§ Requirement:
Every line of the data needs to be returned exactly.

*** Opening of Data extracts ***

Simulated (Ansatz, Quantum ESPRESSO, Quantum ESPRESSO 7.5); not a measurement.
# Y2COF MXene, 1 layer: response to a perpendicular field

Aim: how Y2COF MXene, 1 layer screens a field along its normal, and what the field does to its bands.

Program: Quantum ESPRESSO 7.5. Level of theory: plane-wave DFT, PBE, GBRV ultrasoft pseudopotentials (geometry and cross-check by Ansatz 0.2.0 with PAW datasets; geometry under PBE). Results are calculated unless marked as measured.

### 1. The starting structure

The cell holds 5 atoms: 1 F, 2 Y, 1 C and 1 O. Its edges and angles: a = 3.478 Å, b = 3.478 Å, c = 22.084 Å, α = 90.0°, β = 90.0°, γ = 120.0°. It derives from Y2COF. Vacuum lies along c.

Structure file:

*** Close of Data extracts ***

§ Exercise answer:
Simulated (Ansatz, Quantum ESPRESSO, Quantum ESPRESSO 7.5); not a measurement.
# Y2COF MXene, 1 layer: response to a perpendicular field

Aim: how Y2COF MXene, 1 layer screens a field along its normal, and what the field does to its bands.

Program: Quantum ESPRESSO 7.5. Level of theory: plane-wave DFT, PBE, GBRV ultrasoft pseudopotentials (geometry and cross-check by Ansatz 0.2.0 with PAW datasets; geometry under PBE). Results are calculated unless marked as measured.

### 1. The starting structure

The cell holds 5 atoms: 1 F, 2 Y, 1 C and 1 O. Its edges and angles: a = 3.478 Å, b = 3.478 Å, c = 22.084 Å, α = 90.0°, β = 90.0°, γ = 120.0°. It derives from Y2COF. Vacuum lies along c.

Structure file:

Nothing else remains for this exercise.